* Provided information:
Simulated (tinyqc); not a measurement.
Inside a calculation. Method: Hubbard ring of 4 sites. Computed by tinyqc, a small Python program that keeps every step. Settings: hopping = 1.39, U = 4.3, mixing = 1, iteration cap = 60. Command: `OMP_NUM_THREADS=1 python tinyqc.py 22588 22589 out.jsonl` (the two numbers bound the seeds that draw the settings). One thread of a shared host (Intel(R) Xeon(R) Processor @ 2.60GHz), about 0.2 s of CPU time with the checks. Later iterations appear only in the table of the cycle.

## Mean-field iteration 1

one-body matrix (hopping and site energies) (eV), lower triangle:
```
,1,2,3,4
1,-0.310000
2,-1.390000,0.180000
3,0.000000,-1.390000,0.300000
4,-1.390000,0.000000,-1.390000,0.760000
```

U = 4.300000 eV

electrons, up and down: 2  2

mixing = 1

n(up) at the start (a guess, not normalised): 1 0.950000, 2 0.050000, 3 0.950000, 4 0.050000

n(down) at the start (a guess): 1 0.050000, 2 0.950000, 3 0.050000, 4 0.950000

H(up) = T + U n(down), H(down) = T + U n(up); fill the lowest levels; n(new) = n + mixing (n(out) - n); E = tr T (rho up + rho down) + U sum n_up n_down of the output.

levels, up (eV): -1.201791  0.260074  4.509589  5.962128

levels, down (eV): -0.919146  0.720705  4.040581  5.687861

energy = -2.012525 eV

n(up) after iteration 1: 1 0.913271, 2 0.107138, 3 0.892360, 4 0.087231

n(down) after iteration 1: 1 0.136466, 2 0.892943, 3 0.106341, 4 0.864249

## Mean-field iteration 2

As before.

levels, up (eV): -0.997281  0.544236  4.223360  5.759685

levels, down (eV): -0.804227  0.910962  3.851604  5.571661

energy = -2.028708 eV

* Required action: From the first line of the records to the line containing "levels, down (eV): -0.804227", inclusive, transcribe everything exactly and leave out the rest.

* Task result:
Simulated (tinyqc); not a measurement.
Inside a calculation. Method: Hubbard ring of 4 sites. Computed by tinyqc, a small Python program that keeps every step. Settings: hopping = 1.39, U = 4.3, mixing = 1, iteration cap = 60. Command: `OMP_NUM_THREADS=1 python tinyqc.py 22588 22589 out.jsonl` (the two numbers bound the seeds that draw the settings). One thread of a shared host (Intel(R) Xeon(R) Processor @ 2.60GHz), about 0.2 s of CPU time with the checks. Later iterations appear only in the table of the cycle.

## Mean-field iteration 1

one-body matrix (hopping and site energies) (eV), lower triangle:
```
,1,2,3,4
1,-0.310000
2,-1.390000,0.180000
3,0.000000,-1.390000,0.300000
4,-1.390000,0.000000,-1.390000,0.760000
```

U = 4.300000 eV

electrons, up and down: 2  2

mixing = 1

n(up) at the start (a guess, not normalised): 1 0.950000, 2 0.050000, 3 0.950000, 4 0.050000

n(down) at the start (a guess): 1 0.050000, 2 0.950000, 3 0.050000, 4 0.950000

H(up) = T + U n(down), H(down) = T + U n(up); fill the lowest levels; n(new) = n + mixing (n(out) - n); E = tr T (rho up + rho down) + U sum n_up n_down of the output.

levels, up (eV): -1.201791  0.260074  4.509589  5.962128

levels, down (eV): -0.919146  0.720705  4.040581  5.687861

energy = -2.012525 eV

n(up) after iteration 1: 1 0.913271, 2 0.107138, 3 0.892360, 4 0.087231

n(down) after iteration 1: 1 0.136466, 2 0.892943, 3 0.106341, 4 0.864249

## Mean-field iteration 2

As before.

levels, up (eV): -0.997281  0.544236  4.223360  5.759685

levels, down (eV): -0.804227  0.910962  3.851604  5.571661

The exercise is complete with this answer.